▶ _WORK TASK_
The output should be the records themselves, given again exactly.

▶ _PROVIDED DATA_
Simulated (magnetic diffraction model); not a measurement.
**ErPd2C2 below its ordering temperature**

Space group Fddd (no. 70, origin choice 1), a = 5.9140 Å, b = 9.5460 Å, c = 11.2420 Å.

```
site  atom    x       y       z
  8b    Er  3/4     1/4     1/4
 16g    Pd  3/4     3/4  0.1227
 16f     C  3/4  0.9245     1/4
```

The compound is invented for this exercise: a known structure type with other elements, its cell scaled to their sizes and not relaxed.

▶ _EXERCISE SOLUTION_
Simulated (magnetic diffraction model); not a measurement.
**ErPd2C2 below its ordering temperature**

Space group Fddd (no. 70, origin choice 1), a = 5.9140 Å, b = 9.5460 Å, c = 11.2420 Å.

```
site  atom    x       y       z
  8b    Er  3/4     1/4     1/4
 16g    Pd  3/4     3/4  0.1227
 16f     C  3/4  0.9245     1/4
```

The compound is invented for this exercise: a known structure type with other elements, its cell scaled to their sizes and not relaxed.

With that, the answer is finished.